SUPPLIED ENTRIES
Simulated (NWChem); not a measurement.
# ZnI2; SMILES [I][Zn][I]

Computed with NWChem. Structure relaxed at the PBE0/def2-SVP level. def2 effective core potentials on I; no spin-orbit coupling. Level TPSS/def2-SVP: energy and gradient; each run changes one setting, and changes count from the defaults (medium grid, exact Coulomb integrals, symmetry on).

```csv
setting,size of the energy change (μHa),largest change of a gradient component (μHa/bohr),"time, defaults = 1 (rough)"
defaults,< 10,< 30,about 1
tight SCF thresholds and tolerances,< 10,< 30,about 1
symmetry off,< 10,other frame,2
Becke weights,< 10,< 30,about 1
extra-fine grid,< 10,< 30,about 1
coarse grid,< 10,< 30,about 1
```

WORK REQUEST
Start with the first line of the data and print every line exactly. The line containing "Computed with NWChem." is the last one to include.

WRITTEN REPLY
Simulated (NWChem); not a measurement.
# ZnI2; SMILES [I][Zn][I]

Computed with NWChem. Structure relaxed at the PBE0/def2-SVP level. def2 effective core potentials on I; no spin-orbit coupling. Level TPSS/def2-SVP: energy and gradient; each run changes one setting, and changes count from the defaults (medium grid, exact Coulomb integrals, symmetry on).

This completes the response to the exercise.